• WORK INSTRUCTION:
Please restate each entry word for word.

┏━━

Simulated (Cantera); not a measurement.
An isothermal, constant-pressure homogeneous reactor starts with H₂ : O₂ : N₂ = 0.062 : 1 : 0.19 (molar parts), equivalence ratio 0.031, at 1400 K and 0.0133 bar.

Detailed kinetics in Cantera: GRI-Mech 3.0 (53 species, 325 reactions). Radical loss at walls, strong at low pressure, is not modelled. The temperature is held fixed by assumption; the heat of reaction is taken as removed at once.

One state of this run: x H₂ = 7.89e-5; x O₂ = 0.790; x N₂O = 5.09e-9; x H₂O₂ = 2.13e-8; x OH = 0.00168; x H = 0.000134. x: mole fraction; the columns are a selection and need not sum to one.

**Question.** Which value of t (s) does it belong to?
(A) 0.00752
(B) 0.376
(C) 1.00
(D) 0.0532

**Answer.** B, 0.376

┗━━

• TASK OUTPUT:
Simulated (Cantera); not a measurement.
An isothermal, constant-pressure homogeneous reactor starts with H₂ : O₂ : N₂ = 0.062 : 1 : 0.19 (molar parts), equivalence ratio 0.031, at 1400 K and 0.0133 bar.

Detailed kinetics in Cantera: GRI-Mech 3.0 (53 species, 325 reactions). Radical loss at walls, strong at low pressure, is not modelled. The temperature is held fixed by assumption; the heat of reaction is taken as removed at once.

One state of this run: x H₂ = 7.89e-5; x O₂ = 0.790; x N₂O = 5.09e-9; x H₂O₂ = 2.13e-8; x OH = 0.00168; x H = 0.000134. x: mole fraction; the columns are a selection and need not sum to one.

**Question.** Which value of t (s) does it belong to?
(A) 0.00752
(B) 0.376
(C) 1.00
(D) 0.0532

**Answer.** B, 0.376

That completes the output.